..........

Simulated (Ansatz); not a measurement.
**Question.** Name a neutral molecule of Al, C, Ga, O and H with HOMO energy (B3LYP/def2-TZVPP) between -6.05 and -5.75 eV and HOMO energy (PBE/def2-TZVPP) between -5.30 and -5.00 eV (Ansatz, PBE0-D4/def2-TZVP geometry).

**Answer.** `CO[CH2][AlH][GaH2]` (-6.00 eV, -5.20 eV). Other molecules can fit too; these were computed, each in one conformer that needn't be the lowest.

..........

WORK ORDER:
Each entry shown above is to be duplicated exactly.

TASK SOLUTION:
Simulated (Ansatz); not a measurement.
**Question.** Name a neutral molecule of Al, C, Ga, O and H with HOMO energy (B3LYP/def2-TZVPP) between -6.05 and -5.75 eV and HOMO energy (PBE/def2-TZVPP) between -5.30 and -5.00 eV (Ansatz, PBE0-D4/def2-TZVP geometry).

**Answer.** `CO[CH2][AlH][GaH2]` (-6.00 eV, -5.20 eV). Other molecules can fit too; these were computed, each in one conformer that needn't be the lowest.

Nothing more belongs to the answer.